### Exercise
The line containing "Solution. A = 1629, B" marks the end; copy exactly all lines from the start of the material up to and including it.

### Data for review
===

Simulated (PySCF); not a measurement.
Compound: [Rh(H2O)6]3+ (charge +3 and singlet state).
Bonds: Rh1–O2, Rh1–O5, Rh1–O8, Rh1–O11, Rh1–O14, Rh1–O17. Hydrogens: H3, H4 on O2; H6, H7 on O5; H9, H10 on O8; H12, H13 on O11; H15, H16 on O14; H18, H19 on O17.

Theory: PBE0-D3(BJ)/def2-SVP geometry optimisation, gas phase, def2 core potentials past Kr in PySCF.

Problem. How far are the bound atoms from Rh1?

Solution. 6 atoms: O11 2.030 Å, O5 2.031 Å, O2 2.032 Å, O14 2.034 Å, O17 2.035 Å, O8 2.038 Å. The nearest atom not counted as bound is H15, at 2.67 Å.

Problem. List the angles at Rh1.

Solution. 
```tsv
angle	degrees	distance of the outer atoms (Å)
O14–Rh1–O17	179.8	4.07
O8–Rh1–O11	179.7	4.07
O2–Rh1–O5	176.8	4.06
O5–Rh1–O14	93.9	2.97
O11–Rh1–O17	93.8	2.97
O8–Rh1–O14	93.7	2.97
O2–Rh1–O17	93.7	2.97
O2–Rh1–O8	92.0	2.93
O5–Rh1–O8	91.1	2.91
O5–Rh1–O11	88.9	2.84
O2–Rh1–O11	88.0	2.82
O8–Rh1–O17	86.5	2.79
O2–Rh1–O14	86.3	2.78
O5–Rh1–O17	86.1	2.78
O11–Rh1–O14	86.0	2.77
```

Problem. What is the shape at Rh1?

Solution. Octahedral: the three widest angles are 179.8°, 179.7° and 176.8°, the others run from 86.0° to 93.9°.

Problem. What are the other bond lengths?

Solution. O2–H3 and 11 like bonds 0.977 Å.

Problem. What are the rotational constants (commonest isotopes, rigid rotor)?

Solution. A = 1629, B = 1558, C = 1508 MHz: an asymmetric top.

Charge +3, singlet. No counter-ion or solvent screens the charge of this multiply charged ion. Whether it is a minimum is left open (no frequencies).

===

### Response area
Simulated (PySCF); not a measurement.
Compound: [Rh(H2O)6]3+ (charge +3 and singlet state).
Bonds: Rh1–O2, Rh1–O5, Rh1–O8, Rh1–O11, Rh1–O14, Rh1–O17. Hydrogens: H3, H4 on O2; H6, H7 on O5; H9, H10 on O8; H12, H13 on O11; H15, H16 on O14; H18, H19 on O17.

Theory: PBE0-D3(BJ)/def2-SVP geometry optimisation, gas phase, def2 core potentials past Kr in PySCF.

Problem. How far are the bound atoms from Rh1?

Solution. 6 atoms: O11 2.030 Å, O5 2.031 Å, O2 2.032 Å, O14 2.034 Å, O17 2.035 Å, O8 2.038 Å. The nearest atom not counted as bound is H15, at 2.67 Å.

Problem. List the angles at Rh1.

Solution. 
```tsv
angle	degrees	distance of the outer atoms (Å)
O14–Rh1–O17	179.8	4.07
O8–Rh1–O11	179.7	4.07
O2–Rh1–O5	176.8	4.06
O5–Rh1–O14	93.9	2.97
O11–Rh1–O17	93.8	2.97
O8–Rh1–O14	93.7	2.97
O2–Rh1–O17	93.7	2.97
O2–Rh1–O8	92.0	2.93
O5–Rh1–O8	91.1	2.91
O5–Rh1–O11	88.9	2.84
O2–Rh1–O11	88.0	2.82
O8–Rh1–O17	86.5	2.79
O2–Rh1–O14	86.3	2.78
O5–Rh1–O17	86.1	2.78
O11–Rh1–O14	86.0	2.77
```

Problem. What is the shape at Rh1?

Solution. Octahedral: the three widest angles are 179.8°, 179.7° and 176.8°, the others run from 86.0° to 93.9°.

Problem. What are the other bond lengths?

Solution. O2–H3 and 11 like bonds 0.977 Å.

Problem. What are the rotational constants (commonest isotopes, rigid rotor)?

Solution. A = 1629, B = 1558, C = 1508 MHz: an asymmetric top.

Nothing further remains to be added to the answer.